Write out all of the data again, precisely as it appears.

Supplied records:
=== Section Start ===

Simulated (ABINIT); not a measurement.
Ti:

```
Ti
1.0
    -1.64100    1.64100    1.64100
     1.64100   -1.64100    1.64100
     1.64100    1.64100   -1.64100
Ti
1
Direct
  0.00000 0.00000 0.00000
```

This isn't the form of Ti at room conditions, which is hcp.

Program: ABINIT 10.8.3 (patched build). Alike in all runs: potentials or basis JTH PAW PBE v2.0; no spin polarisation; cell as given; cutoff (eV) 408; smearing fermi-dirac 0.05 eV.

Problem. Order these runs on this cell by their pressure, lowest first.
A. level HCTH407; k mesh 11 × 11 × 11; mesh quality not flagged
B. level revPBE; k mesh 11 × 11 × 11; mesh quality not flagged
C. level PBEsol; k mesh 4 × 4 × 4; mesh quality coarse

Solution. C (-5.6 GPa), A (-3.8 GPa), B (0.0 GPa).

=== Section End ===

Exercise answer:
Simulated (ABINIT); not a measurement.
Ti:

```
Ti
1.0
    -1.64100    1.64100    1.64100
     1.64100   -1.64100    1.64100
     1.64100    1.64100   -1.64100
Ti
1
Direct
  0.00000 0.00000 0.00000
```

This isn't the form of Ti at room conditions, which is hcp.

Program: ABINIT 10.8.3 (patched build). Alike in all runs: potentials or basis JTH PAW PBE v2.0; no spin polarisation; cell as given; cutoff (eV) 408; smearing fermi-dirac 0.05 eV.

Problem. Order these runs on this cell by their pressure, lowest first.
A. level HCTH407; k mesh 11 × 11 × 11; mesh quality not flagged
B. level revPBE; k mesh 11 × 11 × 11; mesh quality not flagged
C. level PBEsol; k mesh 4 × 4 × 4; mesh quality coarse

Solution. C (-5.6 GPa), A (-3.8 GPa), B (0.0 GPa).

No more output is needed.